Work item → Starting at the top of the entries below, set down each line exactly as written, and stop after the line containing "Below is the".

Entries provided →
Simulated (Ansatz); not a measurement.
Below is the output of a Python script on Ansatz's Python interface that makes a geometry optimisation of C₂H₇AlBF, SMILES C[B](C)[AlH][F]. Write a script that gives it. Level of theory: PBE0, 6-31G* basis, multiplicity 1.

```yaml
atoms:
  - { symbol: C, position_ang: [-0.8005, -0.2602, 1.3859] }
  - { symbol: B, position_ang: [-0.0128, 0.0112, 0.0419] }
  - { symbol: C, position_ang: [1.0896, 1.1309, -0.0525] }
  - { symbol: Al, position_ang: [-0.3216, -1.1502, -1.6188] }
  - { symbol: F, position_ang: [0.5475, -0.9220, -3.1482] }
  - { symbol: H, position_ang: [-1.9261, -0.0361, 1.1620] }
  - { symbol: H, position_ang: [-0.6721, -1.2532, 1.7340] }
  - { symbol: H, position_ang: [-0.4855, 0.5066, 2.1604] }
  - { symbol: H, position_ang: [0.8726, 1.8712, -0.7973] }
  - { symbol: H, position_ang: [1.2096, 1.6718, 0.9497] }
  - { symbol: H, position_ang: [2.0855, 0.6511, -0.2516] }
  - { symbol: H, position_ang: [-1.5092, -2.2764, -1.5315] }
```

Task answer →
Simulated (Ansatz); not a measurement.
Below is the output of a Python script on Ansatz's Python interface that makes a geometry optimisation of C₂H₇AlBF, SMILES C[B](C)[AlH][F]. Write a script that gives it. Level of theory: PBE0, 6-31G* basis, multiplicity 1.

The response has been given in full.